**ASSIGNED TASK:**
Without omitting anything, retype the data that follows.

**SOURCE DATA:**

□ □ □ □ □ □ □

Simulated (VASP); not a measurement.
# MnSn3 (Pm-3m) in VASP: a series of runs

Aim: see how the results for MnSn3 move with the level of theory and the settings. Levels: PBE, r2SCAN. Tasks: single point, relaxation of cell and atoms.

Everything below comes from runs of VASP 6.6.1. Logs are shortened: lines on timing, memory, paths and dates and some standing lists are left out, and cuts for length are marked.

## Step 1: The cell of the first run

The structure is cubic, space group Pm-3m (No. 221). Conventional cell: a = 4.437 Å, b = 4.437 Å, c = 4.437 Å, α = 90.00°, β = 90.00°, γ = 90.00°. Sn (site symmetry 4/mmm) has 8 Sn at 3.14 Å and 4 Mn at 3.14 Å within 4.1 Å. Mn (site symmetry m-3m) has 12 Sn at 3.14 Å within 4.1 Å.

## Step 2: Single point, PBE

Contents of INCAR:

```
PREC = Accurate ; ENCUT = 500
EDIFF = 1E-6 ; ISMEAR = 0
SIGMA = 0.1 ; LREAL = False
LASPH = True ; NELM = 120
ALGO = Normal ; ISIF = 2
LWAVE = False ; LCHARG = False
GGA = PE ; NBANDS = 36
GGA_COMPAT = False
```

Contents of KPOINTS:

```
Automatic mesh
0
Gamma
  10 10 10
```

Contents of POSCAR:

□ □ □ □ □ □ □

**EXERCISE OUTPUT:**
Simulated (VASP); not a measurement.
# MnSn3 (Pm-3m) in VASP: a series of runs

Aim: see how the results for MnSn3 move with the level of theory and the settings. Levels: PBE, r2SCAN. Tasks: single point, relaxation of cell and atoms.

Everything below comes from runs of VASP 6.6.1. Logs are shortened: lines on timing, memory, paths and dates and some standing lists are left out, and cuts for length are marked.

## Step 1: The cell of the first run

The structure is cubic, space group Pm-3m (No. 221). Conventional cell: a = 4.437 Å, b = 4.437 Å, c = 4.437 Å, α = 90.00°, β = 90.00°, γ = 90.00°. Sn (site symmetry 4/mmm) has 8 Sn at 3.14 Å and 4 Mn at 3.14 Å within 4.1 Å. Mn (site symmetry m-3m) has 12 Sn at 3.14 Å within 4.1 Å.

## Step 2: Single point, PBE

Contents of INCAR:

```
PREC = Accurate ; ENCUT = 500
EDIFF = 1E-6 ; ISMEAR = 0
SIGMA = 0.1 ; LREAL = False
LASPH = True ; NELM = 120
ALGO = Normal ; ISIF = 2
LWAVE = False ; LCHARG = False
GGA = PE ; NBANDS = 36
GGA_COMPAT = False
```

Contents of KPOINTS:

```
Automatic mesh
0
Gamma
  10 10 10
```

Contents of POSCAR:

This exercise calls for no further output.